● WORK ORDER
All entries should be copied exactly, none left out.

◇ ◇ ◇
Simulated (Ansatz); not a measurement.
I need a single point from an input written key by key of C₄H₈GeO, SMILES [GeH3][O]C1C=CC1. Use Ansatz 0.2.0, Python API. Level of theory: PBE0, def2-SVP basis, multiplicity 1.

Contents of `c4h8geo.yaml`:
◇ ◇ ◇

● PROBLEM SOLUTION
Simulated (Ansatz); not a measurement.
I need a single point from an input written key by key of C₄H₈GeO, SMILES [GeH3][O]C1C=CC1. Use Ansatz 0.2.0, Python API. Level of theory: PBE0, def2-SVP basis, multiplicity 1.

Contents of `c4h8geo.yaml`:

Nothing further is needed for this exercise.